[Records provided]
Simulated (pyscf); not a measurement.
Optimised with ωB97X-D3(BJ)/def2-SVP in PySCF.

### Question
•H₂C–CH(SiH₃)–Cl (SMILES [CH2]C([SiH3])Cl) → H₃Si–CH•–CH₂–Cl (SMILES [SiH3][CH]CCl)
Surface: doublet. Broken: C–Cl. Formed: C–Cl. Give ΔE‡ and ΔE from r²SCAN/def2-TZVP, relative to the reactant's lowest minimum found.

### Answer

[Work task]
Give back every entry exactly.

[Written solution]
Simulated (pyscf); not a measurement.
Optimised with ωB97X-D3(BJ)/def2-SVP in PySCF.

### Question
•H₂C–CH(SiH₃)–Cl (SMILES [CH2]C([SiH3])Cl) → H₃Si–CH•–CH₂–Cl (SMILES [SiH3][CH]CCl)
Surface: doublet. Broken: C–Cl. Formed: C–Cl. Give ΔE‡ and ΔE from r²SCAN/def2-TZVP, relative to the reactant's lowest minimum found.

### Answer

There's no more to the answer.